DATASET CONTENT:
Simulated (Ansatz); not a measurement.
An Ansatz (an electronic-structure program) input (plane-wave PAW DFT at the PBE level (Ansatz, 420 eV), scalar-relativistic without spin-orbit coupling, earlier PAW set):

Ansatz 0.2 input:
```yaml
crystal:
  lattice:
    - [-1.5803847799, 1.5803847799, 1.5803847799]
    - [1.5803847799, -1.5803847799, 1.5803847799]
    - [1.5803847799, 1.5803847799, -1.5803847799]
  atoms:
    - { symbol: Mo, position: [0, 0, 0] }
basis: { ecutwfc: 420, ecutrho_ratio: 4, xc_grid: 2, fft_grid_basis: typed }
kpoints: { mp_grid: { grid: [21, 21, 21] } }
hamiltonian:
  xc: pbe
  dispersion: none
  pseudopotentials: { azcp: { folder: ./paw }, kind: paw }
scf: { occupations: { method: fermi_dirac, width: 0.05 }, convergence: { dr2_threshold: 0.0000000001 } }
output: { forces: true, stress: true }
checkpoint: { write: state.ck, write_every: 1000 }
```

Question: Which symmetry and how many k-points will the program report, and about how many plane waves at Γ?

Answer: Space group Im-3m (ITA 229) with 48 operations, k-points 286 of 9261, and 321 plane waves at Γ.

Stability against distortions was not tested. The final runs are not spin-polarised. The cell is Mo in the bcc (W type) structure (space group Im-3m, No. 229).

ACTION ITEM: Starting at the first line of the records above, please copy each line exactly until you reach the line containing "Answer: Space group". Include that line and stop there.

EXERCISE ANSWER:
Simulated (Ansatz); not a measurement.
An Ansatz (an electronic-structure program) input (plane-wave PAW DFT at the PBE level (Ansatz, 420 eV), scalar-relativistic without spin-orbit coupling, earlier PAW set):

Ansatz 0.2 input:
```yaml
crystal:
  lattice:
    - [-1.5803847799, 1.5803847799, 1.5803847799]
    - [1.5803847799, -1.5803847799, 1.5803847799]
    - [1.5803847799, 1.5803847799, -1.5803847799]
  atoms:
    - { symbol: Mo, position: [0, 0, 0] }
basis: { ecutwfc: 420, ecutrho_ratio: 4, xc_grid: 2, fft_grid_basis: typed }
kpoints: { mp_grid: { grid: [21, 21, 21] } }
hamiltonian:
  xc: pbe
  dispersion: none
  pseudopotentials: { azcp: { folder: ./paw }, kind: paw }
scf: { occupations: { method: fermi_dirac, width: 0.05 }, convergence: { dr2_threshold: 0.0000000001 } }
output: { forces: true, stress: true }
checkpoint: { write: state.ck, write_every: 1000 }
```

Question: Which symmetry and how many k-points will the program report, and about how many plane waves at Γ?

Answer: Space group Im-3m (ITA 229) with 48 operations, k-points 286 of 9261, and 321 plane waves at Γ.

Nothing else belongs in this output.